□ □ □ □ □ □ □
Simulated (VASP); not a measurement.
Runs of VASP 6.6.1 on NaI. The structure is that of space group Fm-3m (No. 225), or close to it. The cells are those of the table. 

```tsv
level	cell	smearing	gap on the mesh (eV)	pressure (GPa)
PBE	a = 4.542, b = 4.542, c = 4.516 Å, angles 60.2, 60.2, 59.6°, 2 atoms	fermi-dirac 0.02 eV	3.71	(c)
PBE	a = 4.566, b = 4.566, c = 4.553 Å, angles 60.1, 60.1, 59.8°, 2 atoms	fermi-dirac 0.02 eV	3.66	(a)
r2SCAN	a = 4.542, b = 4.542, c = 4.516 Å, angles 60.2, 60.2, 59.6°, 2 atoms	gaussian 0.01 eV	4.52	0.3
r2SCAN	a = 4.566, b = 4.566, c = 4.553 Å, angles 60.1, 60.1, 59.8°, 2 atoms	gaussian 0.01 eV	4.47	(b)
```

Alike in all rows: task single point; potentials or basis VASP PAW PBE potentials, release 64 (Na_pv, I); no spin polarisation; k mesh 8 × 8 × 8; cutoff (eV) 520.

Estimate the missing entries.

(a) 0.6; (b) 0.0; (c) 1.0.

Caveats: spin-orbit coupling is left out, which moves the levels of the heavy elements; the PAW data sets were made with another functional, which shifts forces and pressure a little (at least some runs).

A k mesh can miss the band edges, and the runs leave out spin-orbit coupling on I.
□ □ □ □ □ □ □

ACTIVITY:
Starting at the first line of the listing, retype every line up to and including the one with "Caveats: spin-orbit coupling".

ANSWER SECTION:
Simulated (VASP); not a measurement.
Runs of VASP 6.6.1 on NaI. The structure is that of space group Fm-3m (No. 225), or close to it. The cells are those of the table. 

```tsv
level	cell	smearing	gap on the mesh (eV)	pressure (GPa)
PBE	a = 4.542, b = 4.542, c = 4.516 Å, angles 60.2, 60.2, 59.6°, 2 atoms	fermi-dirac 0.02 eV	3.71	(c)
PBE	a = 4.566, b = 4.566, c = 4.553 Å, angles 60.1, 60.1, 59.8°, 2 atoms	fermi-dirac 0.02 eV	3.66	(a)
r2SCAN	a = 4.542, b = 4.542, c = 4.516 Å, angles 60.2, 60.2, 59.6°, 2 atoms	gaussian 0.01 eV	4.52	0.3
r2SCAN	a = 4.566, b = 4.566, c = 4.553 Å, angles 60.1, 60.1, 59.8°, 2 atoms	gaussian 0.01 eV	4.47	(b)
```

Alike in all rows: task single point; potentials or basis VASP PAW PBE potentials, release 64 (Na_pv, I); no spin polarisation; k mesh 8 × 8 × 8; cutoff (eV) 520.

Estimate the missing entries.

(a) 0.6; (b) 0.0; (c) 1.0.

Caveats: spin-orbit coupling is left out, which moves the levels of the heavy elements; the PAW data sets were made with another functional, which shifts forces and pressure a little (at least some runs).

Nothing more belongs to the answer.